## ASSIGNMENT
Please return the whole listing, character for character.

___ RECORD EXTRACTS
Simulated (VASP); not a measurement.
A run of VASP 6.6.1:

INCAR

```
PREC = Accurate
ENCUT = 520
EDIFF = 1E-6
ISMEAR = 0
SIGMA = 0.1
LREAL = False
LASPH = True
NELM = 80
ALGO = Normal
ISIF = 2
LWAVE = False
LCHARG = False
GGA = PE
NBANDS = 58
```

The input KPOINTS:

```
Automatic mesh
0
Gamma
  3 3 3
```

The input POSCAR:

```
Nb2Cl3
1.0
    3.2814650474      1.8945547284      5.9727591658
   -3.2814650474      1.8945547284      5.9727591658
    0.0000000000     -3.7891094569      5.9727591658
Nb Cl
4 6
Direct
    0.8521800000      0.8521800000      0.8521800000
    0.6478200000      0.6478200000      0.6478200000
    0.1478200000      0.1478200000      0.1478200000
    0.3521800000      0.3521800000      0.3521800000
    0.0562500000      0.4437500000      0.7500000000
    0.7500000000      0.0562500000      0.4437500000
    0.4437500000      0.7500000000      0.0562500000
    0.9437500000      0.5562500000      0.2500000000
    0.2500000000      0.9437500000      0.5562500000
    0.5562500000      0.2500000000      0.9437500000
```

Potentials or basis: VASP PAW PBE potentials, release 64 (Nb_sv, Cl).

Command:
______

## RESPONSE
Simulated (VASP); not a measurement.
A run of VASP 6.6.1:

INCAR

```
PREC = Accurate
ENCUT = 520
EDIFF = 1E-6
ISMEAR = 0
SIGMA = 0.1
LREAL = False
LASPH = True
NELM = 80
ALGO = Normal
ISIF = 2
LWAVE = False
LCHARG = False
GGA = PE
NBANDS = 58
```

The input KPOINTS:

```
Automatic mesh
0
Gamma
  3 3 3
```

The input POSCAR:

```
Nb2Cl3
1.0
    3.2814650474      1.8945547284      5.9727591658
   -3.2814650474      1.8945547284      5.9727591658
    0.0000000000     -3.7891094569      5.9727591658
Nb Cl
4 6
Direct
    0.8521800000      0.8521800000      0.8521800000
    0.6478200000      0.6478200000      0.6478200000
    0.1478200000      0.1478200000      0.1478200000
    0.3521800000      0.3521800000      0.3521800000
    0.0562500000      0.4437500000      0.7500000000
    0.7500000000      0.0562500000      0.4437500000
    0.4437500000      0.7500000000      0.0562500000
    0.9437500000      0.5562500000      0.2500000000
    0.2500000000      0.9437500000      0.5562500000
    0.5562500000      0.2500000000      0.9437500000
```

Potentials or basis: VASP PAW PBE potentials, release 64 (Nb_sv, Cl).

Command:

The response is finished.